• Recorded information
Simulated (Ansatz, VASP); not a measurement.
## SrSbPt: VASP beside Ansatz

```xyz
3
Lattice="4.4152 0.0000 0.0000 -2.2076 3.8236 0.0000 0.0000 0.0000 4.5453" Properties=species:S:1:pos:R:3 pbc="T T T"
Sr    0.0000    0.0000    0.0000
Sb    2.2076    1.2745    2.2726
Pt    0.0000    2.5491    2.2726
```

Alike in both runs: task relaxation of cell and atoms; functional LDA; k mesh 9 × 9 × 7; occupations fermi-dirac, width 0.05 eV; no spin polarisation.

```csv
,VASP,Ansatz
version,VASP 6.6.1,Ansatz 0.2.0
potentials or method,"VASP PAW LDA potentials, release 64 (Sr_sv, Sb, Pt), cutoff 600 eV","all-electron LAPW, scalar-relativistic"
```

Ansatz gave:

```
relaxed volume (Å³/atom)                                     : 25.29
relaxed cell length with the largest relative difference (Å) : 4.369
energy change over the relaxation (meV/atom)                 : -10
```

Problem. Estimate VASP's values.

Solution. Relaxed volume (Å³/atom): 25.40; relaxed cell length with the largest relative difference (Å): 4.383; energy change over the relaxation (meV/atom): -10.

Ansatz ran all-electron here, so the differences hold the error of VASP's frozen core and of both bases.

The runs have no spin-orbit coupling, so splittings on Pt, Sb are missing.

• Work instruction
A word-for-word copy of the lines above from the one with "Problem. Estimate VASP's values." through the one with "Ansatz ran all-electron", inclusive, is the only output wanted.

• Answer section
Problem. Estimate VASP's values.

Solution. Relaxed volume (Å³/atom): 25.40; relaxed cell length with the largest relative difference (Å): 4.383; energy change over the relaxation (meV/atom): -10.

Ansatz ran all-electron here, so the differences hold the error of VASP's frozen core and of both bases.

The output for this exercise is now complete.